Every line of the records below should be restated exactly.

» Supplied material
○ ○ ○
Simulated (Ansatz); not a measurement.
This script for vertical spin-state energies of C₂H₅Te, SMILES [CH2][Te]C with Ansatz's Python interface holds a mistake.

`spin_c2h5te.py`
○ ○ ○

» Expected answer
Simulated (Ansatz); not a measurement.
This script for vertical spin-state energies of C₂H₅Te, SMILES [CH2][Te]C with Ansatz's Python interface holds a mistake.

`spin_c2h5te.py`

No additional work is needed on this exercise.